Top of Data
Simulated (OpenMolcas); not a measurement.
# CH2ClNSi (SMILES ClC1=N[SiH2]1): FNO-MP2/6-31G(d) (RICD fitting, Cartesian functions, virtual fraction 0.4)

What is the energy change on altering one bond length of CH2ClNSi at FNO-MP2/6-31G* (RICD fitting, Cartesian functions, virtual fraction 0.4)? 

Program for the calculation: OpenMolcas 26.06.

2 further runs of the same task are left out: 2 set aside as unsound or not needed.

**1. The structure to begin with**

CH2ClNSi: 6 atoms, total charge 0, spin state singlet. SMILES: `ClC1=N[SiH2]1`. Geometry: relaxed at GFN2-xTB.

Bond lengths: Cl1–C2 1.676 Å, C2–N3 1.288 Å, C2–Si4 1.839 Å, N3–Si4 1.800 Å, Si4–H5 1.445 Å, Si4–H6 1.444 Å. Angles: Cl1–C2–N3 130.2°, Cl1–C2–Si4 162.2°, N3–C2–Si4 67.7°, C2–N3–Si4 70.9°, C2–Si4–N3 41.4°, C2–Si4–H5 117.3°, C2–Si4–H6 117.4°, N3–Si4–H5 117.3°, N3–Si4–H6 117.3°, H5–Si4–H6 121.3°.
Bottom of Data

From the preceding material, extract every line exactly.

Simulated (OpenMolcas); not a measurement.
# CH2ClNSi (SMILES ClC1=N[SiH2]1): FNO-MP2/6-31G(d) (RICD fitting, Cartesian functions, virtual fraction 0.4)

What is the energy change on altering one bond length of CH2ClNSi at FNO-MP2/6-31G* (RICD fitting, Cartesian functions, virtual fraction 0.4)? 

Program for the calculation: OpenMolcas 26.06.

2 further runs of the same task are left out: 2 set aside as unsound or not needed.

**1. The structure to begin with**

CH2ClNSi: 6 atoms, total charge 0, spin state singlet. SMILES: `ClC1=N[SiH2]1`. Geometry: relaxed at GFN2-xTB.

Bond lengths: Cl1–C2 1.676 Å, C2–N3 1.288 Å, C2–Si4 1.839 Å, N3–Si4 1.800 Å, Si4–H5 1.445 Å, Si4–H6 1.444 Å. Angles: Cl1–C2–N3 130.2°, Cl1–C2–Si4 162.2°, N3–C2–Si4 67.7°, C2–N3–Si4 70.9°, C2–Si4–N3 41.4°, C2–Si4–H5 117.3°, C2–Si4–H6 117.4°, N3–Si4–H5 117.3°, N3–Si4–H6 117.3°, H5–Si4–H6 121.3°.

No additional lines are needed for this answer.